============================================================

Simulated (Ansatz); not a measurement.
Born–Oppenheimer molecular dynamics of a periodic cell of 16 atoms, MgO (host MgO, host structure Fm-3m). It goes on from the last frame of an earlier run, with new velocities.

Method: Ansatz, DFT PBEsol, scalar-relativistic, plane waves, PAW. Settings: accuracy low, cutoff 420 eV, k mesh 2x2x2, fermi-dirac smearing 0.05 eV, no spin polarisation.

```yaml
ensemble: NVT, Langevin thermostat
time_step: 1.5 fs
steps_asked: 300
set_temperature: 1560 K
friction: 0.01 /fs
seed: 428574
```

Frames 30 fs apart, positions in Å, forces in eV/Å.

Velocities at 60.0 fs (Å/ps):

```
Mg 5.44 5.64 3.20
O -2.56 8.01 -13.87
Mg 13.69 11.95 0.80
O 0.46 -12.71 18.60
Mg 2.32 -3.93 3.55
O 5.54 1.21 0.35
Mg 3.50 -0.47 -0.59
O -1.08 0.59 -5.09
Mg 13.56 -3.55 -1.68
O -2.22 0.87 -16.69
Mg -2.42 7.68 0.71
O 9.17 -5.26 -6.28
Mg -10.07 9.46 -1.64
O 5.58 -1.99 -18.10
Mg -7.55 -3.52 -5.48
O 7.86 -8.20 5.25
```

============================================================

▶ **REQUIRED ACTION**
Only the lines from the beginning of the material through the line with "Born–Oppenheimer molecular dynamics" should appear in the answer, each copied exactly.

▶ **SOLUTION**
Simulated (Ansatz); not a measurement.
Born–Oppenheimer molecular dynamics of a periodic cell of 16 atoms, MgO (host MgO, host structure Fm-3m). It goes on from the last frame of an earlier run, with new velocities.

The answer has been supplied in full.